▸ WORK ORDER
Please repeat the records exactly from their first line, finishing at the line containing "Answer: gap on" and including it.

▸ RECORD EXTRACTS
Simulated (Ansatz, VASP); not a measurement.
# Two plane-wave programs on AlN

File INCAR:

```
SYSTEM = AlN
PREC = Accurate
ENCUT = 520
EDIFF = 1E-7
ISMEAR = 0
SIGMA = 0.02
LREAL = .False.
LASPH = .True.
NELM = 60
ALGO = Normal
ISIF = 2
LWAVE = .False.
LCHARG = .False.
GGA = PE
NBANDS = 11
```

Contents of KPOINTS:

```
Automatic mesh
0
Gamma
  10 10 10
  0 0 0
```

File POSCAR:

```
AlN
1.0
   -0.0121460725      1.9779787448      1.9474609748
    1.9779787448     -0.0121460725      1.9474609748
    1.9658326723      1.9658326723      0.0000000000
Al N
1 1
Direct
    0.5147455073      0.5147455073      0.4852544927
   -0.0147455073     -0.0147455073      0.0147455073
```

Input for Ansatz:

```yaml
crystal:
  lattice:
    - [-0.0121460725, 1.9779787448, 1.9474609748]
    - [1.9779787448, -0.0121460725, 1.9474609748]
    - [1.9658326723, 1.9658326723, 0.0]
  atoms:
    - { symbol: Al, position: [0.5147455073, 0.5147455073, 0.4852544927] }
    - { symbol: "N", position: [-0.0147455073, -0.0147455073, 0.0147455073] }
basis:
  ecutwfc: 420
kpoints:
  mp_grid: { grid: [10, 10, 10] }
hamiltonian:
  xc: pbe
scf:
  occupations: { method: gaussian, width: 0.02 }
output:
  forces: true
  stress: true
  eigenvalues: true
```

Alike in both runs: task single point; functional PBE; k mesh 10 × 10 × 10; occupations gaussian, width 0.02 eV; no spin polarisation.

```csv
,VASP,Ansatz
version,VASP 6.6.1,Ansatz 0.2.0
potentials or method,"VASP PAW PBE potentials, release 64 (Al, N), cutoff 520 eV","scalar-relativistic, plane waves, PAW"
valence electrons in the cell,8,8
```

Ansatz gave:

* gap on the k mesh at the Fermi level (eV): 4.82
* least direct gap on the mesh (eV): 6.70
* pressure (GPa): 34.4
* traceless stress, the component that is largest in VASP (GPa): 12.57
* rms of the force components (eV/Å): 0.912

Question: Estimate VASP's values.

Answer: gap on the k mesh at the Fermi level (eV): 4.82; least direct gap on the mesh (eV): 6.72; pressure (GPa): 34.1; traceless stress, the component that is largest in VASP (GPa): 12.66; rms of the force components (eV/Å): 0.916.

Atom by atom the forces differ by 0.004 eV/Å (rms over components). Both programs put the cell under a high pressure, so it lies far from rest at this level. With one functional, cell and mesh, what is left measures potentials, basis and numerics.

▸ EXERCISE RESULT
Simulated (Ansatz, VASP); not a measurement.
# Two plane-wave programs on AlN

File INCAR:

```
SYSTEM = AlN
PREC = Accurate
ENCUT = 520
EDIFF = 1E-7
ISMEAR = 0
SIGMA = 0.02
LREAL = .False.
LASPH = .True.
NELM = 60
ALGO = Normal
ISIF = 2
LWAVE = .False.
LCHARG = .False.
GGA = PE
NBANDS = 11
```

Contents of KPOINTS:

```
Automatic mesh
0
Gamma
  10 10 10
  0 0 0
```

File POSCAR:

```
AlN
1.0
   -0.0121460725      1.9779787448      1.9474609748
    1.9779787448     -0.0121460725      1.9474609748
    1.9658326723      1.9658326723      0.0000000000
Al N
1 1
Direct
    0.5147455073      0.5147455073      0.4852544927
   -0.0147455073     -0.0147455073      0.0147455073
```

Input for Ansatz:

```yaml
crystal:
  lattice:
    - [-0.0121460725, 1.9779787448, 1.9474609748]
    - [1.9779787448, -0.0121460725, 1.9474609748]
    - [1.9658326723, 1.9658326723, 0.0]
  atoms:
    - { symbol: Al, position: [0.5147455073, 0.5147455073, 0.4852544927] }
    - { symbol: "N", position: [-0.0147455073, -0.0147455073, 0.0147455073] }
basis:
  ecutwfc: 420
kpoints:
  mp_grid: { grid: [10, 10, 10] }
hamiltonian:
  xc: pbe
scf:
  occupations: { method: gaussian, width: 0.02 }
output:
  forces: true
  stress: true
  eigenvalues: true
```

Alike in both runs: task single point; functional PBE; k mesh 10 × 10 × 10; occupations gaussian, width 0.02 eV; no spin polarisation.

```csv
,VASP,Ansatz
version,VASP 6.6.1,Ansatz 0.2.0
potentials or method,"VASP PAW PBE potentials, release 64 (Al, N), cutoff 520 eV","scalar-relativistic, plane waves, PAW"
valence electrons in the cell,8,8
```

Ansatz gave:

* gap on the k mesh at the Fermi level (eV): 4.82
* least direct gap on the mesh (eV): 6.70
* pressure (GPa): 34.4
* traceless stress, the component that is largest in VASP (GPa): 12.57
* rms of the force components (eV/Å): 0.912

Question: Estimate VASP's values.

Answer: gap on the k mesh at the Fermi level (eV): 4.82; least direct gap on the mesh (eV): 6.72; pressure (GPa): 34.1; traceless stress, the component that is largest in VASP (GPa): 12.66; rms of the force components (eV/Å): 0.916.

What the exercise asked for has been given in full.